ACTIVITY. Nothing in the records should be left out; transcribe them exactly.

---+---
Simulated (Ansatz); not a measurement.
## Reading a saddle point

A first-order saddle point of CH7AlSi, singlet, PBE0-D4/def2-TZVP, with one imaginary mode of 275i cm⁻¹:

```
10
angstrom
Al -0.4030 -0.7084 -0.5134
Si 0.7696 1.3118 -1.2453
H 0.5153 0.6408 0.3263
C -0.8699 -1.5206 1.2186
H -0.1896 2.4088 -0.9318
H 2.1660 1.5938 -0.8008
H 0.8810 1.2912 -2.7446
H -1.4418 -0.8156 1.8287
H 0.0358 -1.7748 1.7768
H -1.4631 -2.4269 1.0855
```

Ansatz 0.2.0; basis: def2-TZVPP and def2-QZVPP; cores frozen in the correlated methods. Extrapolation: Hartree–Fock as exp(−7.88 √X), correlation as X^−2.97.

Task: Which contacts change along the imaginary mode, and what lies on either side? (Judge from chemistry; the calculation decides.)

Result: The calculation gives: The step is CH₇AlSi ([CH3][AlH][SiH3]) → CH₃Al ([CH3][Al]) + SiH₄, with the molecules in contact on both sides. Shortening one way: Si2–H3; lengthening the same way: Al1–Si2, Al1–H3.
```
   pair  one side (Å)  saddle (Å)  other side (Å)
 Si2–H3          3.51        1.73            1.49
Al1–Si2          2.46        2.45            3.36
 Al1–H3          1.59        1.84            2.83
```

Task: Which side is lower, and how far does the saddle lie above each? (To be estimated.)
---+---

WRITTEN SOLUTION.
Simulated (Ansatz); not a measurement.
## Reading a saddle point

A first-order saddle point of CH7AlSi, singlet, PBE0-D4/def2-TZVP, with one imaginary mode of 275i cm⁻¹:

```
10
angstrom
Al -0.4030 -0.7084 -0.5134
Si 0.7696 1.3118 -1.2453
H 0.5153 0.6408 0.3263
C -0.8699 -1.5206 1.2186
H -0.1896 2.4088 -0.9318
H 2.1660 1.5938 -0.8008
H 0.8810 1.2912 -2.7446
H -1.4418 -0.8156 1.8287
H 0.0358 -1.7748 1.7768
H -1.4631 -2.4269 1.0855
```

Ansatz 0.2.0; basis: def2-TZVPP and def2-QZVPP; cores frozen in the correlated methods. Extrapolation: Hartree–Fock as exp(−7.88 √X), correlation as X^−2.97.

Task: Which contacts change along the imaginary mode, and what lies on either side? (Judge from chemistry; the calculation decides.)

Result: The calculation gives: The step is CH₇AlSi ([CH3][AlH][SiH3]) → CH₃Al ([CH3][Al]) + SiH₄, with the molecules in contact on both sides. Shortening one way: Si2–H3; lengthening the same way: Al1–Si2, Al1–H3.
```
   pair  one side (Å)  saddle (Å)  other side (Å)
 Si2–H3          3.51        1.73            1.49
Al1–Si2          2.46        2.45            3.36
 Al1–H3          1.59        1.84            2.83
```

Task: Which side is lower, and how far does the saddle lie above each? (To be estimated.)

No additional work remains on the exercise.